**Requirement**
Please take the records that follow and repeat exactly the lines starting with the line with "listed twice |" and going on through the line with "ion has 80 |".

**Exercise data**
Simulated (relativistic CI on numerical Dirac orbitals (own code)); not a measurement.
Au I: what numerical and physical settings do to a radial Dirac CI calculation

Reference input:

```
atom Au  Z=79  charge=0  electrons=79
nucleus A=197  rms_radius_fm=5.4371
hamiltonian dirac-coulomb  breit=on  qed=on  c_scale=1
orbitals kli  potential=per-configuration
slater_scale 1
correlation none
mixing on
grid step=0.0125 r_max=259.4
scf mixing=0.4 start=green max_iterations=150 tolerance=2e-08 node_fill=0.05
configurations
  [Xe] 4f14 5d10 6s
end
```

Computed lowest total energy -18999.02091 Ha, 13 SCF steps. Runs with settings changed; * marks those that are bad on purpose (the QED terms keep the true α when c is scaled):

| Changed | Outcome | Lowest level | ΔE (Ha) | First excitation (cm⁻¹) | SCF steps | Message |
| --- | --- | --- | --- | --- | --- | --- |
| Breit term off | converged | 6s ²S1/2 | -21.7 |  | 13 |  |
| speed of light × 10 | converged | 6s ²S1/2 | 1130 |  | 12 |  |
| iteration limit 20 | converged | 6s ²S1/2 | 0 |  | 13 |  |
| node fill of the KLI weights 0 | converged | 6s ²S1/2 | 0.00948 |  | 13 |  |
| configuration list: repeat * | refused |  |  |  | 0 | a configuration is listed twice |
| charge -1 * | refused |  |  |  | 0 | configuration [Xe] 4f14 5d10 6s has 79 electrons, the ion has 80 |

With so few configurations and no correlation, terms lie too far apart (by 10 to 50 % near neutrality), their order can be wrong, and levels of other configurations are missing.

**Written answer**
| configuration list: repeat * | refused |  |  |  | 0 | a configuration is listed twice |
| charge -1 * | refused |  |  |  | 0 | configuration [Xe] 4f14 5d10 6s has 79 electrons, the ion has 80 |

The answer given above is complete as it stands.